This task requires every entry to be set down again exactly.

# Dataset content:
_____
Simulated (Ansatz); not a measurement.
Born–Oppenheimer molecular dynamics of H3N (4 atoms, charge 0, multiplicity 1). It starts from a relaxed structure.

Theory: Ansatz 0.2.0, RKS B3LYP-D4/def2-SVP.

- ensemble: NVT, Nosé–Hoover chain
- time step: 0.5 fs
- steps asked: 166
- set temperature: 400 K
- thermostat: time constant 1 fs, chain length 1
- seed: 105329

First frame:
_____

# Exercise response:
Simulated (Ansatz); not a measurement.
Born–Oppenheimer molecular dynamics of H3N (4 atoms, charge 0, multiplicity 1). It starts from a relaxed structure.

Theory: Ansatz 0.2.0, RKS B3LYP-D4/def2-SVP.

- ensemble: NVT, Nosé–Hoover chain
- time step: 0.5 fs
- steps asked: 166
- set temperature: 400 K
- thermostat: time constant 1 fs, chain length 1
- seed: 105329

First frame:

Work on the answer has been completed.